===== EXTRACTED DATA
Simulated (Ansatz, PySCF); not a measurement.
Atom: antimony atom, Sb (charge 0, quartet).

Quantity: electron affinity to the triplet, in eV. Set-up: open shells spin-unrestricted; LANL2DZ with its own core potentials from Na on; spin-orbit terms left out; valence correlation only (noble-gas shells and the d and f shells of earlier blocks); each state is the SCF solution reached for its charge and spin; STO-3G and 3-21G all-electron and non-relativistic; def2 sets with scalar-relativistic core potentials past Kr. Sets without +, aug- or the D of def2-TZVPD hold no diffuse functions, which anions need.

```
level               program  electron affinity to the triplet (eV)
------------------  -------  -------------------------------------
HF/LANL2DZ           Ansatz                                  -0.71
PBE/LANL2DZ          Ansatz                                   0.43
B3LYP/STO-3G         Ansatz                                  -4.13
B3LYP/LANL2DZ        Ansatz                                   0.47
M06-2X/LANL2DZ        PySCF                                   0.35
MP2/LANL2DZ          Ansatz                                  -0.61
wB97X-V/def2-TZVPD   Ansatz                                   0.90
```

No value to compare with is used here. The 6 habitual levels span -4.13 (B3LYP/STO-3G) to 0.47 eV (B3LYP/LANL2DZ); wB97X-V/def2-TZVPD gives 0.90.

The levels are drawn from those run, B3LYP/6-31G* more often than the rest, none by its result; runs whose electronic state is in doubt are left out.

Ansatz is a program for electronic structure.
==========

WORK REQUEST: Would you retype exactly the lines above, from the line with "No value to" to the line with "The levels are", with both end lines kept and nothing more?

WRITTEN ANSWER:
No value to compare with is used here. The 6 habitual levels span -4.13 (B3LYP/STO-3G) to 0.47 eV (B3LYP/LANL2DZ); wB97X-V/def2-TZVPD gives 0.90.

The levels are drawn from those run, B3LYP/6-31G* more often than the rest, none by its result; runs whose electronic state is in doubt are left out.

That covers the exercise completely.